Assigned task
Each line below needs to be printed again exactly.

### Excerpted data ###
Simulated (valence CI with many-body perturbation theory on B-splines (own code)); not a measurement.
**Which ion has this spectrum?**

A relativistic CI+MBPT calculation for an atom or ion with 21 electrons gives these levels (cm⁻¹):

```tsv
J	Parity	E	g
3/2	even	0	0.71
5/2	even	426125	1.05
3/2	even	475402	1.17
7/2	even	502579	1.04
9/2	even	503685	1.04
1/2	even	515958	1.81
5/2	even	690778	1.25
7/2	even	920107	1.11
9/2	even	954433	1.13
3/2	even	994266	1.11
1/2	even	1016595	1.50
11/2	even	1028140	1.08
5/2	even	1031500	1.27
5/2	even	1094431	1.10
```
###

Task response
Simulated (valence CI with many-body perturbation theory on B-splines (own code)); not a measurement.
**Which ion has this spectrum?**

A relativistic CI+MBPT calculation for an atom or ion with 21 electrons gives these levels (cm⁻¹):

```tsv
J	Parity	E	g
3/2	even	0	0.71
5/2	even	426125	1.05
3/2	even	475402	1.17
7/2	even	502579	1.04
9/2	even	503685	1.04
1/2	even	515958	1.81
5/2	even	690778	1.25
7/2	even	920107	1.11
9/2	even	954433	1.13
3/2	even	994266	1.11
1/2	even	1016595	1.50
11/2	even	1028140	1.08
5/2	even	1031500	1.27
5/2	even	1094431	1.10
```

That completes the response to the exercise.